Work item — Please give back only the lines below from the one containing "The structure of" to the one containing "The input as", each repeated word for word, both ends included.

Provided material —
▬▬▬
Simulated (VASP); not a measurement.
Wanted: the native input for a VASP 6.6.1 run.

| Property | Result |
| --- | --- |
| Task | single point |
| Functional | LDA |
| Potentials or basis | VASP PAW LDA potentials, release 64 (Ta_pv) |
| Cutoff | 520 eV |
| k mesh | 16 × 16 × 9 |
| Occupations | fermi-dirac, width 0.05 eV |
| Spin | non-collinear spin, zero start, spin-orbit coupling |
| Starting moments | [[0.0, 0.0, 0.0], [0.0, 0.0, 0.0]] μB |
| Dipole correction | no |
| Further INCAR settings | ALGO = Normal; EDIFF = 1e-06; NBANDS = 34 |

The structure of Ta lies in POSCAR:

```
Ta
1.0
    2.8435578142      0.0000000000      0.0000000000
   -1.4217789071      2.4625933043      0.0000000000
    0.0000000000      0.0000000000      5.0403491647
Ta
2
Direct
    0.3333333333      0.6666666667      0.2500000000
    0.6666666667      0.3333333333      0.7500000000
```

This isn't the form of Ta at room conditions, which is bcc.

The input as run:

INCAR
▬▬▬

Response area —
The structure of Ta lies in POSCAR:

```
Ta
1.0
    2.8435578142      0.0000000000      0.0000000000
   -1.4217789071      2.4625933043      0.0000000000
    0.0000000000      0.0000000000      5.0403491647
Ta
2
Direct
    0.3333333333      0.6666666667      0.2500000000
    0.6666666667      0.3333333333      0.7500000000
```

This isn't the form of Ta at room conditions, which is bcc.

The input as run:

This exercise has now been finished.